-- Opening Marker --
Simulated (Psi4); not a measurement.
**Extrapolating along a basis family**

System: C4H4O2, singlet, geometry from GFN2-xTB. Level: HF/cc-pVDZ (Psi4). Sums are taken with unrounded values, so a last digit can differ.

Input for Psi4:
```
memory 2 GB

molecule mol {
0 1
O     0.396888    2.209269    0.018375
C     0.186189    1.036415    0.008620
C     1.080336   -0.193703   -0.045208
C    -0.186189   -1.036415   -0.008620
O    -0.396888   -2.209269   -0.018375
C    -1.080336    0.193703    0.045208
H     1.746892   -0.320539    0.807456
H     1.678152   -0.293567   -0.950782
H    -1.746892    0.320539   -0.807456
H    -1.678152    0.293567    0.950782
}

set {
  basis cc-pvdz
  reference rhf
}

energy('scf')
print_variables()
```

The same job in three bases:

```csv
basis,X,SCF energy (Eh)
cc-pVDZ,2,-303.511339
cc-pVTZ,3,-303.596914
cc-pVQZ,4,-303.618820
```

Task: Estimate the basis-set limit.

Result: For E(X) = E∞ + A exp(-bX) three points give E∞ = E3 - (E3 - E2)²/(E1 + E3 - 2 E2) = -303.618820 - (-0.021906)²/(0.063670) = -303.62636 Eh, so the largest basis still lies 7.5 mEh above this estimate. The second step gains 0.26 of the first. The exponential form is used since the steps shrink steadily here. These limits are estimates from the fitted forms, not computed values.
-- Closing Marker --

» **Task item**:
Everything from the first line of the listing above through the line holding "Task: Estimate the basis-set limit." must be retyped exactly; nothing else belongs in the reply.

» **Answer space**:
Simulated (Psi4); not a measurement.
**Extrapolating along a basis family**

System: C4H4O2, singlet, geometry from GFN2-xTB. Level: HF/cc-pVDZ (Psi4). Sums are taken with unrounded values, so a last digit can differ.

Input for Psi4:
```
memory 2 GB

molecule mol {
0 1
O     0.396888    2.209269    0.018375
C     0.186189    1.036415    0.008620
C     1.080336   -0.193703   -0.045208
C    -0.186189   -1.036415   -0.008620
O    -0.396888   -2.209269   -0.018375
C    -1.080336    0.193703    0.045208
H     1.746892   -0.320539    0.807456
H     1.678152   -0.293567   -0.950782
H    -1.746892    0.320539   -0.807456
H    -1.678152    0.293567    0.950782
}

set {
  basis cc-pvdz
  reference rhf
}

energy('scf')
print_variables()
```

The same job in three bases:

```csv
basis,X,SCF energy (Eh)
cc-pVDZ,2,-303.511339
cc-pVTZ,3,-303.596914
cc-pVQZ,4,-303.618820
```

Task: Estimate the basis-set limit.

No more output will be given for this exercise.